### Work item:
Lines from the first one down to the one containing "from the codes." in the data below are the only ones needed; please return them exactly, both ends included.

### Given records:
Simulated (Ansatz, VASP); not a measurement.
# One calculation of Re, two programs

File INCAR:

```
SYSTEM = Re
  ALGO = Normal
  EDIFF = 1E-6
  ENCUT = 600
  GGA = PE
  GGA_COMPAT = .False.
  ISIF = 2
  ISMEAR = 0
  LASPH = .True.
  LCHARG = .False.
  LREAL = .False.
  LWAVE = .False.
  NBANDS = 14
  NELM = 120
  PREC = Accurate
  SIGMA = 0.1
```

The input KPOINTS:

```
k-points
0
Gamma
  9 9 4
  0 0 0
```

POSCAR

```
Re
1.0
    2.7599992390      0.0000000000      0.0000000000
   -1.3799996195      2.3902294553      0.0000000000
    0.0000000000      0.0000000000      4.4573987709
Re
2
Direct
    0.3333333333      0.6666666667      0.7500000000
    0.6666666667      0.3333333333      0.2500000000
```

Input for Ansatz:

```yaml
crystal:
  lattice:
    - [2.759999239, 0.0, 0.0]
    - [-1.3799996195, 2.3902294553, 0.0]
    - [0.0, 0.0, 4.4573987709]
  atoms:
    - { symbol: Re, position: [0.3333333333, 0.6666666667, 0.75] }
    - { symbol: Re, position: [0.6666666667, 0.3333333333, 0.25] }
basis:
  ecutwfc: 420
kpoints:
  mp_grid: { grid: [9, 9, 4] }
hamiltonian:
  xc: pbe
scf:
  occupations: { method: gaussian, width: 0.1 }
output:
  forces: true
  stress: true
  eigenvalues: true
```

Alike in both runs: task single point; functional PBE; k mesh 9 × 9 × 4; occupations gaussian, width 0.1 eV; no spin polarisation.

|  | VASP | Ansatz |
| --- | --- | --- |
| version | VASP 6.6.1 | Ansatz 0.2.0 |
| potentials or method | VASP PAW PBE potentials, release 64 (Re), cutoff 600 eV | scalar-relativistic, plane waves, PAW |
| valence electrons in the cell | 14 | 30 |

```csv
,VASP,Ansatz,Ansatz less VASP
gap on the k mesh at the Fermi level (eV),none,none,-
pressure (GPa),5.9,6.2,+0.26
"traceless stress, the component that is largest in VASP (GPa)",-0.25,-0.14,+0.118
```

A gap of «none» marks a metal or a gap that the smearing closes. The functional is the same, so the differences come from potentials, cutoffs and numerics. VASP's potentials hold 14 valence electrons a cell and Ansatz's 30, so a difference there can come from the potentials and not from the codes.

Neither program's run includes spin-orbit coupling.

### Answer box:
Simulated (Ansatz, VASP); not a measurement.
# One calculation of Re, two programs

File INCAR:

```
SYSTEM = Re
  ALGO = Normal
  EDIFF = 1E-6
  ENCUT = 600
  GGA = PE
  GGA_COMPAT = .False.
  ISIF = 2
  ISMEAR = 0
  LASPH = .True.
  LCHARG = .False.
  LREAL = .False.
  LWAVE = .False.
  NBANDS = 14
  NELM = 120
  PREC = Accurate
  SIGMA = 0.1
```

The input KPOINTS:

```
k-points
0
Gamma
  9 9 4
  0 0 0
```

POSCAR

```
Re
1.0
    2.7599992390      0.0000000000      0.0000000000
   -1.3799996195      2.3902294553      0.0000000000
    0.0000000000      0.0000000000      4.4573987709
Re
2
Direct
    0.3333333333      0.6666666667      0.7500000000
    0.6666666667      0.3333333333      0.2500000000
```

Input for Ansatz:

```yaml
crystal:
  lattice:
    - [2.759999239, 0.0, 0.0]
    - [-1.3799996195, 2.3902294553, 0.0]
    - [0.0, 0.0, 4.4573987709]
  atoms:
    - { symbol: Re, position: [0.3333333333, 0.6666666667, 0.75] }
    - { symbol: Re, position: [0.6666666667, 0.3333333333, 0.25] }
basis:
  ecutwfc: 420
kpoints:
  mp_grid: { grid: [9, 9, 4] }
hamiltonian:
  xc: pbe
scf:
  occupations: { method: gaussian, width: 0.1 }
output:
  forces: true
  stress: true
  eigenvalues: true
```

Alike in both runs: task single point; functional PBE; k mesh 9 × 9 × 4; occupations gaussian, width 0.1 eV; no spin polarisation.

|  | VASP | Ansatz |
| --- | --- | --- |
| version | VASP 6.6.1 | Ansatz 0.2.0 |
| potentials or method | VASP PAW PBE potentials, release 64 (Re), cutoff 600 eV | scalar-relativistic, plane waves, PAW |
| valence electrons in the cell | 14 | 30 |

```csv
,VASP,Ansatz,Ansatz less VASP
gap on the k mesh at the Fermi level (eV),none,none,-
pressure (GPa),5.9,6.2,+0.26
"traceless stress, the component that is largest in VASP (GPa)",-0.25,-0.14,+0.118
```

A gap of «none» marks a metal or a gap that the smearing closes. The functional is the same, so the differences come from potentials, cutoffs and numerics. VASP's potentials hold 14 valence electrons a cell and Ansatz's 30, so a difference there can come from the potentials and not from the codes.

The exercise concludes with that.